Data |
--------------------
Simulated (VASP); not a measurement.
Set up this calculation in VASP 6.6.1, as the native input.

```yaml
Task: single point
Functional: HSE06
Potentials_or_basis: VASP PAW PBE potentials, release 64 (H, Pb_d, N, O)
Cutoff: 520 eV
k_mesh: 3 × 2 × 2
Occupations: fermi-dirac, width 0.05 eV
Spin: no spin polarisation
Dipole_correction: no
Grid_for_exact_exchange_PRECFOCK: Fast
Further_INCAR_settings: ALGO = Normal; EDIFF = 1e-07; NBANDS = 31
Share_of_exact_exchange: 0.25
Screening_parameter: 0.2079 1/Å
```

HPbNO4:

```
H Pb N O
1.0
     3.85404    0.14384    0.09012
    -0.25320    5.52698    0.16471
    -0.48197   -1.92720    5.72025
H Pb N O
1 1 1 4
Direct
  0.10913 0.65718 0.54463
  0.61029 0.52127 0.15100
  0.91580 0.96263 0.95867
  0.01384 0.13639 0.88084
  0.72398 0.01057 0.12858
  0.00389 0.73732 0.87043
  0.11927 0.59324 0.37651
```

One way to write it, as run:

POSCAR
--------------------

Task item | Copy the entire listing above, line for line, exactly.

Response |
Simulated (VASP); not a measurement.
Set up this calculation in VASP 6.6.1, as the native input.

```yaml
Task: single point
Functional: HSE06
Potentials_or_basis: VASP PAW PBE potentials, release 64 (H, Pb_d, N, O)
Cutoff: 520 eV
k_mesh: 3 × 2 × 2
Occupations: fermi-dirac, width 0.05 eV
Spin: no spin polarisation
Dipole_correction: no
Grid_for_exact_exchange_PRECFOCK: Fast
Further_INCAR_settings: ALGO = Normal; EDIFF = 1e-07; NBANDS = 31
Share_of_exact_exchange: 0.25
Screening_parameter: 0.2079 1/Å
```

HPbNO4:

```
H Pb N O
1.0
     3.85404    0.14384    0.09012
    -0.25320    5.52698    0.16471
    -0.48197   -1.92720    5.72025
H Pb N O
1 1 1 4
Direct
  0.10913 0.65718 0.54463
  0.61029 0.52127 0.15100
  0.91580 0.96263 0.95867
  0.01384 0.13639 0.88084
  0.72398 0.01057 0.12858
  0.00389 0.73732 0.87043
  0.11927 0.59324 0.37651
```

One way to write it, as run:

POSCAR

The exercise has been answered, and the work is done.